Work instruction: Write all of the entries again. Keep them exactly as they are.

Stored data:
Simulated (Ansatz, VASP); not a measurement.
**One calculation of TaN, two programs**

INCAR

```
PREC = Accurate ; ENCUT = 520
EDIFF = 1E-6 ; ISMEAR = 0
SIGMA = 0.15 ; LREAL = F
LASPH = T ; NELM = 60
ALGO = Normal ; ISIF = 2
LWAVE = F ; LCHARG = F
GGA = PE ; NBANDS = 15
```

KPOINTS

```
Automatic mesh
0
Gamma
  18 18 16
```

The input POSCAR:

Task response:
Simulated (Ansatz, VASP); not a measurement.
**One calculation of TaN, two programs**

INCAR

```
PREC = Accurate ; ENCUT = 520
EDIFF = 1E-6 ; ISMEAR = 0
SIGMA = 0.15 ; LREAL = F
LASPH = T ; NELM = 60
ALGO = Normal ; ISIF = 2
LWAVE = F ; LCHARG = F
GGA = PE ; NBANDS = 15
```

KPOINTS

```
Automatic mesh
0
Gamma
  18 18 16
```

The input POSCAR:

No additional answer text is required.